_Listed entries_.
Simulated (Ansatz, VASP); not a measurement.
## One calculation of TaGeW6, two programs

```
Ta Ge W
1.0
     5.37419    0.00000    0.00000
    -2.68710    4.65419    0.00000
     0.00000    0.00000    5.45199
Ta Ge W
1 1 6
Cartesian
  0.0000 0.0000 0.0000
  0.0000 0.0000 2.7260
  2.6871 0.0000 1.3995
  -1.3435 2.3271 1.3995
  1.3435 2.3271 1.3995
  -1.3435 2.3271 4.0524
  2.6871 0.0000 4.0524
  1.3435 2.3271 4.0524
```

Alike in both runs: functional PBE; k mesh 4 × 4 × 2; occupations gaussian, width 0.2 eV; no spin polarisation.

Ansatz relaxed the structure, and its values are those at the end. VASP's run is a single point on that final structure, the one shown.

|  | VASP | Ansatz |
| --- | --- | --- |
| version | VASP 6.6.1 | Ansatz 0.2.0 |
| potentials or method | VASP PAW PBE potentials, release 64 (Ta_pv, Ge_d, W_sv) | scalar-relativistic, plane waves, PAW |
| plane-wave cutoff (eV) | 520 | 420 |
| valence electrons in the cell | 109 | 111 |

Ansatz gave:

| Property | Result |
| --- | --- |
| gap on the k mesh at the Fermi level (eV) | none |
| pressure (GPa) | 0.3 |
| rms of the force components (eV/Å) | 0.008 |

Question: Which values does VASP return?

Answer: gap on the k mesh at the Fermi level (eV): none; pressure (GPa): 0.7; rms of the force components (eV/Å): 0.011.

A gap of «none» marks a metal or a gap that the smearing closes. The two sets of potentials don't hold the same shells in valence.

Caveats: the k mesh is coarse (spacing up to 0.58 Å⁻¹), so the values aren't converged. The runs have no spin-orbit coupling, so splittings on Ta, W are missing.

_Work instruction_. All that belongs in the answer is an exact copy of the lines from the start of the records above through the line with "(eV/Å) | 0.008 |".

_Answer area_.
Simulated (Ansatz, VASP); not a measurement.
## One calculation of TaGeW6, two programs

```
Ta Ge W
1.0
     5.37419    0.00000    0.00000
    -2.68710    4.65419    0.00000
     0.00000    0.00000    5.45199
Ta Ge W
1 1 6
Cartesian
  0.0000 0.0000 0.0000
  0.0000 0.0000 2.7260
  2.6871 0.0000 1.3995
  -1.3435 2.3271 1.3995
  1.3435 2.3271 1.3995
  -1.3435 2.3271 4.0524
  2.6871 0.0000 4.0524
  1.3435 2.3271 4.0524
```

Alike in both runs: functional PBE; k mesh 4 × 4 × 2; occupations gaussian, width 0.2 eV; no spin polarisation.

Ansatz relaxed the structure, and its values are those at the end. VASP's run is a single point on that final structure, the one shown.

|  | VASP | Ansatz |
| --- | --- | --- |
| version | VASP 6.6.1 | Ansatz 0.2.0 |
| potentials or method | VASP PAW PBE potentials, release 64 (Ta_pv, Ge_d, W_sv) | scalar-relativistic, plane waves, PAW |
| plane-wave cutoff (eV) | 520 | 420 |
| valence electrons in the cell | 109 | 111 |

Ansatz gave:

| Property | Result |
| --- | --- |
| gap on the k mesh at the Fermi level (eV) | none |
| pressure (GPa) | 0.3 |
| rms of the force components (eV/Å) | 0.008 |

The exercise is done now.